ACTIVITY
Repeat each of these records exactly.

SUPPLIED ENTRIES

□ □ □ □ □

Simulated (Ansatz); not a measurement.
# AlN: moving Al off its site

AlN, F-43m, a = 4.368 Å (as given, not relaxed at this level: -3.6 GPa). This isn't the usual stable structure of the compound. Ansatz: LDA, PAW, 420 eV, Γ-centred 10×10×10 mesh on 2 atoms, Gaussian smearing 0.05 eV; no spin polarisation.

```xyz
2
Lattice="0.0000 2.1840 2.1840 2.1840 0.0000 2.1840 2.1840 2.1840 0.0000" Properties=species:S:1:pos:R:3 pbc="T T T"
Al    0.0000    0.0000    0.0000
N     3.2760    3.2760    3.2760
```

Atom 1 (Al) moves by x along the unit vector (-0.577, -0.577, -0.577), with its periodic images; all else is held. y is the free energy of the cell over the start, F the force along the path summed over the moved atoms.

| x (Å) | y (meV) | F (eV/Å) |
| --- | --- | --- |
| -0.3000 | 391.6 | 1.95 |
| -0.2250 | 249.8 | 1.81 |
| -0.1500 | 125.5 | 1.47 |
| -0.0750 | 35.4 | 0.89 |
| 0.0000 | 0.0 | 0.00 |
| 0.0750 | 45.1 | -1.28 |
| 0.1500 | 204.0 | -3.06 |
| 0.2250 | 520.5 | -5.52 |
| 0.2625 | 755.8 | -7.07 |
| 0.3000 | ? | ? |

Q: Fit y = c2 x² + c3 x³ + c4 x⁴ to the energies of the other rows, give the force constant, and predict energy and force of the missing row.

□ □ □ □ □

EXERCISE ANSWER
Simulated (Ansatz); not a measurement.
# AlN: moving Al off its site

AlN, F-43m, a = 4.368 Å (as given, not relaxed at this level: -3.6 GPa). This isn't the usual stable structure of the compound. Ansatz: LDA, PAW, 420 eV, Γ-centred 10×10×10 mesh on 2 atoms, Gaussian smearing 0.05 eV; no spin polarisation.

```xyz
2
Lattice="0.0000 2.1840 2.1840 2.1840 0.0000 2.1840 2.1840 2.1840 0.0000" Properties=species:S:1:pos:R:3 pbc="T T T"
Al    0.0000    0.0000    0.0000
N     3.2760    3.2760    3.2760
```

Atom 1 (Al) moves by x along the unit vector (-0.577, -0.577, -0.577), with its periodic images; all else is held. y is the free energy of the cell over the start, F the force along the path summed over the moved atoms.

| x (Å) | y (meV) | F (eV/Å) |
| --- | --- | --- |
| -0.3000 | 391.6 | 1.95 |
| -0.2250 | 249.8 | 1.81 |
| -0.1500 | 125.5 | 1.47 |
| -0.0750 | 35.4 | 0.89 |
| 0.0000 | 0.0 | 0.00 |
| 0.0750 | 45.1 | -1.28 |
| 0.1500 | 204.0 | -3.06 |
| 0.2250 | 520.5 | -5.52 |
| 0.2625 | 755.8 | -7.07 |
| 0.3000 | ? | ? |

Q: Fit y = c2 x² + c3 x³ + c4 x⁴ to the energies of the other rows, give the force constant, and predict energy and force of the missing row.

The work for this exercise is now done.